***** RECORD SET

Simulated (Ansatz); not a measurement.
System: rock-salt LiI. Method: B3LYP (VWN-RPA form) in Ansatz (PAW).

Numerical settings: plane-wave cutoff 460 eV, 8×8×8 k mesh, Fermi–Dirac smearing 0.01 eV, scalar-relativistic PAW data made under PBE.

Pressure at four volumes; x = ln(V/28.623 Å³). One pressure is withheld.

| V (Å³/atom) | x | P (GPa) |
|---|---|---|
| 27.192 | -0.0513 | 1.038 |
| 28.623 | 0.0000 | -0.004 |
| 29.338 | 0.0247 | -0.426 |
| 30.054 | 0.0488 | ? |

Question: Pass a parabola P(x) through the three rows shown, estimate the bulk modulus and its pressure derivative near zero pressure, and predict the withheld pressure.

**********

Which lines run from the one holding "x | P (GPa) |" through the one holding "0.0488 | ? |" in the records above? Repeat them exactly, both included, and nothing more.

| V (Å³/atom) | x | P (GPa) |
|---|---|---|
| 27.192 | -0.0513 | 1.038 |
| 28.623 | 0.0000 | -0.004 |
| 29.338 | 0.0247 | -0.426 |
| 30.054 | 0.0488 | ? |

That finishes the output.